Without skipping anything, write out each record below exactly.

=====

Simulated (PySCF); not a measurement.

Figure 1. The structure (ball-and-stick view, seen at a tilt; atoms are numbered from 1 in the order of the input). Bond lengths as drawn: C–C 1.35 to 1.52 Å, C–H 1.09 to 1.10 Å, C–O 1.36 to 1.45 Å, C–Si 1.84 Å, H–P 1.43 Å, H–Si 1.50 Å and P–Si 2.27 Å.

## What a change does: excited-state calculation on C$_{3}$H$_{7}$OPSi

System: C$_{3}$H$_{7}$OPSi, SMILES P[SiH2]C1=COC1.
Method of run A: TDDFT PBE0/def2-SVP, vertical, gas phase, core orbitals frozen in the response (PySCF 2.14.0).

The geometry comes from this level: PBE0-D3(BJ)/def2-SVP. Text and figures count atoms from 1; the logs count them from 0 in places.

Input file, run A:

=====

= Expected answer =
Simulated (PySCF); not a measurement.

Figure 1. The structure (ball-and-stick view, seen at a tilt; atoms are numbered from 1 in the order of the input). Bond lengths as drawn: C–C 1.35 to 1.52 Å, C–H 1.09 to 1.10 Å, C–O 1.36 to 1.45 Å, C–Si 1.84 Å, H–P 1.43 Å, H–Si 1.50 Å and P–Si 2.27 Å.

## What a change does: excited-state calculation on C$_{3}$H$_{7}$OPSi

System: C$_{3}$H$_{7}$OPSi, SMILES P[SiH2]C1=COC1.
Method of run A: TDDFT PBE0/def2-SVP, vertical, gas phase, core orbitals frozen in the response (PySCF 2.14.0).

The geometry comes from this level: PBE0-D3(BJ)/def2-SVP. Text and figures count atoms from 1; the logs count them from 0 in places.

Input file, run A:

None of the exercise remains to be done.